───── Information provided ─────

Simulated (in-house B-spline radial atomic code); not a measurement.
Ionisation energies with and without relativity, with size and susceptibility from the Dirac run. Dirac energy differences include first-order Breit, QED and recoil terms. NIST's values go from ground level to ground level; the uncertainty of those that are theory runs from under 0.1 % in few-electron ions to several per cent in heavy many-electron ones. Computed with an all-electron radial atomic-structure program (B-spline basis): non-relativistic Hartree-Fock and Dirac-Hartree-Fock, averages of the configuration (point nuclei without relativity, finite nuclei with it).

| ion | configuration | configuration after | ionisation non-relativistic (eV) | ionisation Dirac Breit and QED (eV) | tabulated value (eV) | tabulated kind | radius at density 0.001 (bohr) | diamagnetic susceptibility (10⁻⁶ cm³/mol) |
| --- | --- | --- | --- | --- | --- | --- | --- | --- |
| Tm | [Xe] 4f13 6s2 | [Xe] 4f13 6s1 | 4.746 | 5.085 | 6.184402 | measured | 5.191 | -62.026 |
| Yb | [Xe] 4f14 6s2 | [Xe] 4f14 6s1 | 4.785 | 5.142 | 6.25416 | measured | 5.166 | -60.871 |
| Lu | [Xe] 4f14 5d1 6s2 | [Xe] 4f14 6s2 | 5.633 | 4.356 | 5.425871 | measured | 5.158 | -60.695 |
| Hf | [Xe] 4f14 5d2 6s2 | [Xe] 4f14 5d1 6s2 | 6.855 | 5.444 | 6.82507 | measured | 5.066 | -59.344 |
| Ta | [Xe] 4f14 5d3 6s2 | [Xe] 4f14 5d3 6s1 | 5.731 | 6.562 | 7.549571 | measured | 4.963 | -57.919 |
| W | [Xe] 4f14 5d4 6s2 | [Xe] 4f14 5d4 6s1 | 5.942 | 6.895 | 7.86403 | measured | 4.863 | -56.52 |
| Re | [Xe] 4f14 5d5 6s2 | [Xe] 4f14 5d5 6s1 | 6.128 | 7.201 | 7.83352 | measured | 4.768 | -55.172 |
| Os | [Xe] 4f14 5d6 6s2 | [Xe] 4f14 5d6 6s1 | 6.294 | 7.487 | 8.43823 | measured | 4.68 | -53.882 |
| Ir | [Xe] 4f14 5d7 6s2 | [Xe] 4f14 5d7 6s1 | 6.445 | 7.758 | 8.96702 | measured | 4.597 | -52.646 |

─────

Word for word, reproduce the lines of the listing from the first one through the line containing "4.863 | -56.52 |", and no more.

Simulated (in-house B-spline radial atomic code); not a measurement.
Ionisation energies with and without relativity, with size and susceptibility from the Dirac run. Dirac energy differences include first-order Breit, QED and recoil terms. NIST's values go from ground level to ground level; the uncertainty of those that are theory runs from under 0.1 % in few-electron ions to several per cent in heavy many-electron ones. Computed with an all-electron radial atomic-structure program (B-spline basis): non-relativistic Hartree-Fock and Dirac-Hartree-Fock, averages of the configuration (point nuclei without relativity, finite nuclei with it).

| ion | configuration | configuration after | ionisation non-relativistic (eV) | ionisation Dirac Breit and QED (eV) | tabulated value (eV) | tabulated kind | radius at density 0.001 (bohr) | diamagnetic susceptibility (10⁻⁶ cm³/mol) |
| --- | --- | --- | --- | --- | --- | --- | --- | --- |
| Tm | [Xe] 4f13 6s2 | [Xe] 4f13 6s1 | 4.746 | 5.085 | 6.184402 | measured | 5.191 | -62.026 |
| Yb | [Xe] 4f14 6s2 | [Xe] 4f14 6s1 | 4.785 | 5.142 | 6.25416 | measured | 5.166 | -60.871 |
| Lu | [Xe] 4f14 5d1 6s2 | [Xe] 4f14 6s2 | 5.633 | 4.356 | 5.425871 | measured | 5.158 | -60.695 |
| Hf | [Xe] 4f14 5d2 6s2 | [Xe] 4f14 5d1 6s2 | 6.855 | 5.444 | 6.82507 | measured | 5.066 | -59.344 |
| Ta | [Xe] 4f14 5d3 6s2 | [Xe] 4f14 5d3 6s1 | 5.731 | 6.562 | 7.549571 | measured | 4.963 | -57.919 |
| W | [Xe] 4f14 5d4 6s2 | [Xe] 4f14 5d4 6s1 | 5.942 | 6.895 | 7.86403 | measured | 4.863 | -56.52 |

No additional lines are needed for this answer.